WORK TASK: Please restate, word for word, the lines below that begin at the one with "Base run: PHREEQC, ion-association" and end at the one with "3.01e-14 | 1.85e-9 |". Leave out all other lines.

====== AVAILABLE DATA ======
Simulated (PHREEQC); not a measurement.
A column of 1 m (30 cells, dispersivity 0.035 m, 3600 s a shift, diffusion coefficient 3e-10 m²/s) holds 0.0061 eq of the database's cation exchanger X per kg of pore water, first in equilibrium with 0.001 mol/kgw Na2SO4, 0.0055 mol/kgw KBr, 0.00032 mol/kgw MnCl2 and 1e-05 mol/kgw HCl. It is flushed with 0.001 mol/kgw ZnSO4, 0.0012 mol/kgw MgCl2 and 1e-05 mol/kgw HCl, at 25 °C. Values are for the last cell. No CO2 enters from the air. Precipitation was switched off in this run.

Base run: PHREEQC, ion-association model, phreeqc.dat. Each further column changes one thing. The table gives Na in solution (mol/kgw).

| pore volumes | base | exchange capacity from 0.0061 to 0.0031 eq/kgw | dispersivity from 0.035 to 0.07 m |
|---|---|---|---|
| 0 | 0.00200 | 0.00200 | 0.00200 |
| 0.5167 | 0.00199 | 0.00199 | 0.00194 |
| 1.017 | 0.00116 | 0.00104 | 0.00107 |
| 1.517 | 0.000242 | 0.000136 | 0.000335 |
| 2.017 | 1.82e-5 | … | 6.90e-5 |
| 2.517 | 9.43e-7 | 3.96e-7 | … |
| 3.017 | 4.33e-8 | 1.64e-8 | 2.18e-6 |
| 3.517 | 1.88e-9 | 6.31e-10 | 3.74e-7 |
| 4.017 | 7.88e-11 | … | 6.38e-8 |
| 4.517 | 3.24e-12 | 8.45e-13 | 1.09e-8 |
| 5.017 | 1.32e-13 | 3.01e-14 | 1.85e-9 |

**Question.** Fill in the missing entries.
======

EXERCISE RESPONSE:
Base run: PHREEQC, ion-association model, phreeqc.dat. Each further column changes one thing. The table gives Na in solution (mol/kgw).

| pore volumes | base | exchange capacity from 0.0061 to 0.0031 eq/kgw | dispersivity from 0.035 to 0.07 m |
|---|---|---|---|
| 0 | 0.00200 | 0.00200 | 0.00200 |
| 0.5167 | 0.00199 | 0.00199 | 0.00194 |
| 1.017 | 0.00116 | 0.00104 | 0.00107 |
| 1.517 | 0.000242 | 0.000136 | 0.000335 |
| 2.017 | 1.82e-5 | … | 6.90e-5 |
| 2.517 | 9.43e-7 | 3.96e-7 | … |
| 3.017 | 4.33e-8 | 1.64e-8 | 2.18e-6 |
| 3.517 | 1.88e-9 | 6.31e-10 | 3.74e-7 |
| 4.017 | 7.88e-11 | … | 6.38e-8 |
| 4.517 | 3.24e-12 | 8.45e-13 | 1.09e-8 |
| 5.017 | 1.32e-13 | 3.01e-14 | 1.85e-9 |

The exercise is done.